• [DATASET EXCERPTS]
********************
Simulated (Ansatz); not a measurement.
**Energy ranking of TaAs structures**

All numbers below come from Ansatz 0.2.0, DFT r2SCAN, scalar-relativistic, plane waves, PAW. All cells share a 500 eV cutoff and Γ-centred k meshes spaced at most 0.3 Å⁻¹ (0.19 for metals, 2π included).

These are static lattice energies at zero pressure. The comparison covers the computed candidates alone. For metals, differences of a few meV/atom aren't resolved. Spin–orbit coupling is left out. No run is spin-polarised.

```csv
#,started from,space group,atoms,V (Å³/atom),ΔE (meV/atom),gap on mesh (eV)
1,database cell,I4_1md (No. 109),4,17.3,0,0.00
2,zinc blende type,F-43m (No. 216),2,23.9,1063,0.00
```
********************

• [WORK REQUEST] After reading the data above, print it all again exactly.

• [TASK OUTPUT]
Simulated (Ansatz); not a measurement.
**Energy ranking of TaAs structures**

All numbers below come from Ansatz 0.2.0, DFT r2SCAN, scalar-relativistic, plane waves, PAW. All cells share a 500 eV cutoff and Γ-centred k meshes spaced at most 0.3 Å⁻¹ (0.19 for metals, 2π included).

These are static lattice energies at zero pressure. The comparison covers the computed candidates alone. For metals, differences of a few meV/atom aren't resolved. Spin–orbit coupling is left out. No run is spin-polarised.

```csv
#,started from,space group,atoms,V (Å³/atom),ΔE (meV/atom),gap on mesh (eV)
1,database cell,I4_1md (No. 109),4,17.3,0,0.00
2,zinc blende type,F-43m (No. 216),2,23.9,1063,0.00
```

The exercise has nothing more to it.